--

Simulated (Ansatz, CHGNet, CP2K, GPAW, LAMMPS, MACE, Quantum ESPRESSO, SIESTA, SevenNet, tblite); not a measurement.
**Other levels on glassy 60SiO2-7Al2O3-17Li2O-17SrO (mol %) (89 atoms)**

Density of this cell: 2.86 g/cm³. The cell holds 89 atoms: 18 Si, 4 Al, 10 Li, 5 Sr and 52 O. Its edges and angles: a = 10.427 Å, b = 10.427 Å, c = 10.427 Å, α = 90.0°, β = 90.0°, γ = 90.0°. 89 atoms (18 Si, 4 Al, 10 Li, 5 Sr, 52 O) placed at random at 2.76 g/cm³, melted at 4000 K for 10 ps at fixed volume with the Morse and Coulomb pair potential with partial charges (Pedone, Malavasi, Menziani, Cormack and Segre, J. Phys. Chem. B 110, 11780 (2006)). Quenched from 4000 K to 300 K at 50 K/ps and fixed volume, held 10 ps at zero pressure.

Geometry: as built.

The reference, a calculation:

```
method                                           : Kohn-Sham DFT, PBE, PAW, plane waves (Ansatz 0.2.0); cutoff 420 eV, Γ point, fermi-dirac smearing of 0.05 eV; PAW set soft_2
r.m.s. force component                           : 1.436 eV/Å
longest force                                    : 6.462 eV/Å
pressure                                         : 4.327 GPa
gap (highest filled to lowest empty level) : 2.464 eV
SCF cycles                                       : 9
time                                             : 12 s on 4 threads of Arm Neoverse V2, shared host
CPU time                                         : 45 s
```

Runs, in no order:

--

Exercise:
From the first line of the listing above to the line that contains "(mol %) (89 atoms)**", inclusive, restate every line word for word. Nothing else belongs in the answer.

Answer box:
Simulated (Ansatz, CHGNet, CP2K, GPAW, LAMMPS, MACE, Quantum ESPRESSO, SIESTA, SevenNet, tblite); not a measurement.
**Other levels on glassy 60SiO2-7Al2O3-17Li2O-17SrO (mol %) (89 atoms)**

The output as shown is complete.